*-*-*
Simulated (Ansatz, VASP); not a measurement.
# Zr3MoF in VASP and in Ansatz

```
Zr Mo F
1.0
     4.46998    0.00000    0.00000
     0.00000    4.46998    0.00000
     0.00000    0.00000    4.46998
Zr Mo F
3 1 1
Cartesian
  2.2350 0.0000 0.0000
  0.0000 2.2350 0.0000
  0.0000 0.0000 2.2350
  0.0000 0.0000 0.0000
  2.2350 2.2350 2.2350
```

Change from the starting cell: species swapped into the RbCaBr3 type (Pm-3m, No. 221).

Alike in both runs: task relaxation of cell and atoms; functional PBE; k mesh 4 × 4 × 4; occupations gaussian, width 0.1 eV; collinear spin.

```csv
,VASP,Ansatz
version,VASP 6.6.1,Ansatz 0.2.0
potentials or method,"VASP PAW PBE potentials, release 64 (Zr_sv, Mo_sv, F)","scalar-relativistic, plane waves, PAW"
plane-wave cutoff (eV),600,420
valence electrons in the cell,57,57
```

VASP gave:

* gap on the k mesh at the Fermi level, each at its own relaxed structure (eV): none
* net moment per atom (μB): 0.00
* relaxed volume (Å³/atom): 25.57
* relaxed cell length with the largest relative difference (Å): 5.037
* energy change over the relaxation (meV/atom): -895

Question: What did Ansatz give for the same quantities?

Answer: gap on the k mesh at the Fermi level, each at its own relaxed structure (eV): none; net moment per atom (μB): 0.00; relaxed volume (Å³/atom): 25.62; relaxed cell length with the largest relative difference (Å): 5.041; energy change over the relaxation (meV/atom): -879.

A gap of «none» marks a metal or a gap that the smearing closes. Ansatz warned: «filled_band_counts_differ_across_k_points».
*-*-*

(Exercise) Print the listing exactly. Every line must match.

(Task answer)
Simulated (Ansatz, VASP); not a measurement.
# Zr3MoF in VASP and in Ansatz

```
Zr Mo F
1.0
     4.46998    0.00000    0.00000
     0.00000    4.46998    0.00000
     0.00000    0.00000    4.46998
Zr Mo F
3 1 1
Cartesian
  2.2350 0.0000 0.0000
  0.0000 2.2350 0.0000
  0.0000 0.0000 2.2350
  0.0000 0.0000 0.0000
  2.2350 2.2350 2.2350
```

Change from the starting cell: species swapped into the RbCaBr3 type (Pm-3m, No. 221).

Alike in both runs: task relaxation of cell and atoms; functional PBE; k mesh 4 × 4 × 4; occupations gaussian, width 0.1 eV; collinear spin.

```csv
,VASP,Ansatz
version,VASP 6.6.1,Ansatz 0.2.0
potentials or method,"VASP PAW PBE potentials, release 64 (Zr_sv, Mo_sv, F)","scalar-relativistic, plane waves, PAW"
plane-wave cutoff (eV),600,420
valence electrons in the cell,57,57
```

VASP gave:

* gap on the k mesh at the Fermi level, each at its own relaxed structure (eV): none
* net moment per atom (μB): 0.00
* relaxed volume (Å³/atom): 25.57
* relaxed cell length with the largest relative difference (Å): 5.037
* energy change over the relaxation (meV/atom): -895

Question: What did Ansatz give for the same quantities?

Answer: gap on the k mesh at the Fermi level, each at its own relaxed structure (eV): none; net moment per atom (μB): 0.00; relaxed volume (Å³/atom): 25.62; relaxed cell length with the largest relative difference (Å): 5.041; energy change over the relaxation (meV/atom): -879.

A gap of «none» marks a metal or a gap that the smearing closes. Ansatz warned: «filled_band_counts_differ_across_k_points».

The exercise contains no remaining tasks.